# Dataset extract
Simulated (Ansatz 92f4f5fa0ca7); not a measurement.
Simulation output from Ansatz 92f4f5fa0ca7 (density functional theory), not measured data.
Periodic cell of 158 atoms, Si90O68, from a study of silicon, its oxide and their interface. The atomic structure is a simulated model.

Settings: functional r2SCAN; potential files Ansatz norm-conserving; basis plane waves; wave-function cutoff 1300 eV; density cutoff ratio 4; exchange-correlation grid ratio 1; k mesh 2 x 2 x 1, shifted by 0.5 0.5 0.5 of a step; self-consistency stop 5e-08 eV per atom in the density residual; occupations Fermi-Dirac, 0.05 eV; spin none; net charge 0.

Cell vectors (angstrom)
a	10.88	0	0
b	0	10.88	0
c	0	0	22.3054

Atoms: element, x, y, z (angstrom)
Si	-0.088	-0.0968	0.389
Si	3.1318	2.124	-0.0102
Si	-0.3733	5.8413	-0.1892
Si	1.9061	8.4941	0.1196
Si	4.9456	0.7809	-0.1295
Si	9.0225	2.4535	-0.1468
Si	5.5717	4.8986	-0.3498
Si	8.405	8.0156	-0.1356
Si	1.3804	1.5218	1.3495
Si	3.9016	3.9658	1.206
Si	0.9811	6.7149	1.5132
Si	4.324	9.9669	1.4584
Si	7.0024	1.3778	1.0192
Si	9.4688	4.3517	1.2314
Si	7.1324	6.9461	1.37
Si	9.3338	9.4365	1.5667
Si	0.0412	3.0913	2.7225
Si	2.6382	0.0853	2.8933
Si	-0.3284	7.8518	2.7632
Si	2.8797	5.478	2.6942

# Brief
Give the listing above again in full, exactly as written.

# Written solution
Simulated (Ansatz 92f4f5fa0ca7); not a measurement.
Simulation output from Ansatz 92f4f5fa0ca7 (density functional theory), not measured data.
Periodic cell of 158 atoms, Si90O68, from a study of silicon, its oxide and their interface. The atomic structure is a simulated model.

Settings: functional r2SCAN; potential files Ansatz norm-conserving; basis plane waves; wave-function cutoff 1300 eV; density cutoff ratio 4; exchange-correlation grid ratio 1; k mesh 2 x 2 x 1, shifted by 0.5 0.5 0.5 of a step; self-consistency stop 5e-08 eV per atom in the density residual; occupations Fermi-Dirac, 0.05 eV; spin none; net charge 0.

Cell vectors (angstrom)
a	10.88	0	0
b	0	10.88	0
c	0	0	22.3054

Atoms: element, x, y, z (angstrom)
Si	-0.088	-0.0968	0.389
Si	3.1318	2.124	-0.0102
Si	-0.3733	5.8413	-0.1892
Si	1.9061	8.4941	0.1196
Si	4.9456	0.7809	-0.1295
Si	9.0225	2.4535	-0.1468
Si	5.5717	4.8986	-0.3498
Si	8.405	8.0156	-0.1356
Si	1.3804	1.5218	1.3495
Si	3.9016	3.9658	1.206
Si	0.9811	6.7149	1.5132
Si	4.324	9.9669	1.4584
Si	7.0024	1.3778	1.0192
Si	9.4688	4.3517	1.2314
Si	7.1324	6.9461	1.37
Si	9.3338	9.4365	1.5667
Si	0.0412	3.0913	2.7225
Si	2.6382	0.0853	2.8933
Si	-0.3284	7.8518	2.7632
Si	2.8797	5.478	2.6942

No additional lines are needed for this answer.